### STUDY MATERIAL:
· · · · ·
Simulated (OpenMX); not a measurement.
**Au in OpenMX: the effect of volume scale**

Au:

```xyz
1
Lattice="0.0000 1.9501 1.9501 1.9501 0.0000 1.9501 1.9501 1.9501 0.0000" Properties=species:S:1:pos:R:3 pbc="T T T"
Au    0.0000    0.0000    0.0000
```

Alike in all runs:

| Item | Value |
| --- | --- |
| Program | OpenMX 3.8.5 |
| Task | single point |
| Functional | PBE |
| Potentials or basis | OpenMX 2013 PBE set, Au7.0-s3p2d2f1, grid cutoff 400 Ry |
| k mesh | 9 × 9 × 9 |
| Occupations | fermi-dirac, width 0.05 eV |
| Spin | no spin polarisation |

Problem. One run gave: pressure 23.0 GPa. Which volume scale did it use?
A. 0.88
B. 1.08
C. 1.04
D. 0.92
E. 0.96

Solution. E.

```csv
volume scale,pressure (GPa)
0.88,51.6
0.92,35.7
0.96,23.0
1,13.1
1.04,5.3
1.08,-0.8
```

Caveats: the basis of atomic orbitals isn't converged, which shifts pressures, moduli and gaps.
· · · · ·

### TASK ITEM:
Look above for the line with "OpenMX 3.8.5 |" and the line with "spin polarisation |". Write out those two lines and all the lines between them, exactly, and no others.

### RESPONSE:
| Program | OpenMX 3.8.5 |
| Task | single point |
| Functional | PBE |
| Potentials or basis | OpenMX 2013 PBE set, Au7.0-s3p2d2f1, grid cutoff 400 Ry |
| k mesh | 9 × 9 × 9 |
| Occupations | fermi-dirac, width 0.05 eV |
| Spin | no spin polarisation |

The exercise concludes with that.